### WORK INSTRUCTION:
Give again, word for word, each line from the top of the listing through the line that holds "Space group Pmm2;".

### LISTED ENTRIES:

--*--

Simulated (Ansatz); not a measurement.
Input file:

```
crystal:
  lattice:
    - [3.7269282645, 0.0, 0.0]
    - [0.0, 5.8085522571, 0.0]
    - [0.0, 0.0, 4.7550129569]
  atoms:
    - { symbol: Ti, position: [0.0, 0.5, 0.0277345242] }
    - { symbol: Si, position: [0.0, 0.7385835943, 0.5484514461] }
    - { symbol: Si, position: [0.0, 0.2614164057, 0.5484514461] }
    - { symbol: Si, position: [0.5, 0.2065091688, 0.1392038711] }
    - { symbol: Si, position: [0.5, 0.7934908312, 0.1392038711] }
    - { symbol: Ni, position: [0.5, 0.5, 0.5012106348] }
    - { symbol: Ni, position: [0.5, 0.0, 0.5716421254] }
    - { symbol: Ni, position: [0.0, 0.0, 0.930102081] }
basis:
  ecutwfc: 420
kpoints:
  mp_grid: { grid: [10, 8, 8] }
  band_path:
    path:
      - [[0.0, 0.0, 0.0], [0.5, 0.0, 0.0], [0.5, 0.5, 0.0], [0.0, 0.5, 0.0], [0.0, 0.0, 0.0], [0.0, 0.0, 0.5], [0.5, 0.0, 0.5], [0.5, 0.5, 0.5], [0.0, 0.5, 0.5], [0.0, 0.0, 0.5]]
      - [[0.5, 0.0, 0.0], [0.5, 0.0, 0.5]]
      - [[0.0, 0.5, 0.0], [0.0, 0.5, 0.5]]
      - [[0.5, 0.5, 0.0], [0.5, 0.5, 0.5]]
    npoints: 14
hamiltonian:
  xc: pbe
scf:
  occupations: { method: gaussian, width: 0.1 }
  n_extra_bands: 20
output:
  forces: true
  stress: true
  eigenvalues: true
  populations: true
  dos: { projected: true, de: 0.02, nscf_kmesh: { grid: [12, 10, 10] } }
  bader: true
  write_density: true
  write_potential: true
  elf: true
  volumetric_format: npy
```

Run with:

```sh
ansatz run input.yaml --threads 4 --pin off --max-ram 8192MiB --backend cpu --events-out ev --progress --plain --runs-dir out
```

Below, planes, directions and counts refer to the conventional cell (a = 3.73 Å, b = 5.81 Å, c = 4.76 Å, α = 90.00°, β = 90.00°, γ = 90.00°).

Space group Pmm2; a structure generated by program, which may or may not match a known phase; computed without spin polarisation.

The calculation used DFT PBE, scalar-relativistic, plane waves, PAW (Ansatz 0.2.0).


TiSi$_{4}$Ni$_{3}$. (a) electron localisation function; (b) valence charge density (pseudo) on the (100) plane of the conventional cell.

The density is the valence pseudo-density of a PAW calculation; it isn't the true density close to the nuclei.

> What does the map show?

--*--

### WRITTEN SOLUTION:
Simulated (Ansatz); not a measurement.
Input file:

```
crystal:
  lattice:
    - [3.7269282645, 0.0, 0.0]
    - [0.0, 5.8085522571, 0.0]
    - [0.0, 0.0, 4.7550129569]
  atoms:
    - { symbol: Ti, position: [0.0, 0.5, 0.0277345242] }
    - { symbol: Si, position: [0.0, 0.7385835943, 0.5484514461] }
    - { symbol: Si, position: [0.0, 0.2614164057, 0.5484514461] }
    - { symbol: Si, position: [0.5, 0.2065091688, 0.1392038711] }
    - { symbol: Si, position: [0.5, 0.7934908312, 0.1392038711] }
    - { symbol: Ni, position: [0.5, 0.5, 0.5012106348] }
    - { symbol: Ni, position: [0.5, 0.0, 0.5716421254] }
    - { symbol: Ni, position: [0.0, 0.0, 0.930102081] }
basis:
  ecutwfc: 420
kpoints:
  mp_grid: { grid: [10, 8, 8] }
  band_path:
    path:
      - [[0.0, 0.0, 0.0], [0.5, 0.0, 0.0], [0.5, 0.5, 0.0], [0.0, 0.5, 0.0], [0.0, 0.0, 0.0], [0.0, 0.0, 0.5], [0.5, 0.0, 0.5], [0.5, 0.5, 0.5], [0.0, 0.5, 0.5], [0.0, 0.0, 0.5]]
      - [[0.5, 0.0, 0.0], [0.5, 0.0, 0.5]]
      - [[0.0, 0.5, 0.0], [0.0, 0.5, 0.5]]
      - [[0.5, 0.5, 0.0], [0.5, 0.5, 0.5]]
    npoints: 14
hamiltonian:
  xc: pbe
scf:
  occupations: { method: gaussian, width: 0.1 }
  n_extra_bands: 20
output:
  forces: true
  stress: true
  eigenvalues: true
  populations: true
  dos: { projected: true, de: 0.02, nscf_kmesh: { grid: [12, 10, 10] } }
  bader: true
  write_density: true
  write_potential: true
  elf: true
  volumetric_format: npy
```

Run with:

```sh
ansatz run input.yaml --threads 4 --pin off --max-ram 8192MiB --backend cpu --events-out ev --progress --plain --runs-dir out
```

Below, planes, directions and counts refer to the conventional cell (a = 3.73 Å, b = 5.81 Å, c = 4.76 Å, α = 90.00°, β = 90.00°, γ = 90.00°).

Space group Pmm2; a structure generated by program, which may or may not match a known phase; computed without spin polarisation.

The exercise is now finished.